▶ REQUIRED ACTION
For the records below, output each line exactly as it appears, from the first through the line with "DIAMOND_A4, fraction 0.974, with".

━━━━━━━━━━━━━━━━

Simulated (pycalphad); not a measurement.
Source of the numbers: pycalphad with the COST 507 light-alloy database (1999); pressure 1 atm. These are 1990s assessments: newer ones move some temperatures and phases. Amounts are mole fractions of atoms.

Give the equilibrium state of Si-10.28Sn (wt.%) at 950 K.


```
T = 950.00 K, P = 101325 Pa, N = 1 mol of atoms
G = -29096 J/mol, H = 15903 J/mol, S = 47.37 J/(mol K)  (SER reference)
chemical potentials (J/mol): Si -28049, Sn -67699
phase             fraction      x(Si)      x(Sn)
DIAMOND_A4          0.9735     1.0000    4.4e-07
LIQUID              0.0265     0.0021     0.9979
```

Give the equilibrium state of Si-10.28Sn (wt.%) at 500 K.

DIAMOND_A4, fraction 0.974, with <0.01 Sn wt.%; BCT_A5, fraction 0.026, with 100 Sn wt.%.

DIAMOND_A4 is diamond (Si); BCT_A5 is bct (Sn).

━━━━━━━━━━━━━━━━

▶ RESPONSE
Simulated (pycalphad); not a measurement.
Source of the numbers: pycalphad with the COST 507 light-alloy database (1999); pressure 1 atm. These are 1990s assessments: newer ones move some temperatures and phases. Amounts are mole fractions of atoms.

Give the equilibrium state of Si-10.28Sn (wt.%) at 950 K.


```
T = 950.00 K, P = 101325 Pa, N = 1 mol of atoms
G = -29096 J/mol, H = 15903 J/mol, S = 47.37 J/(mol K)  (SER reference)
chemical potentials (J/mol): Si -28049, Sn -67699
phase             fraction      x(Si)      x(Sn)
DIAMOND_A4          0.9735     1.0000    4.4e-07
LIQUID              0.0265     0.0021     0.9979
```

Give the equilibrium state of Si-10.28Sn (wt.%) at 500 K.

DIAMOND_A4, fraction 0.974, with <0.01 Sn wt.%; BCT_A5, fraction 0.026, with 100 Sn wt.%.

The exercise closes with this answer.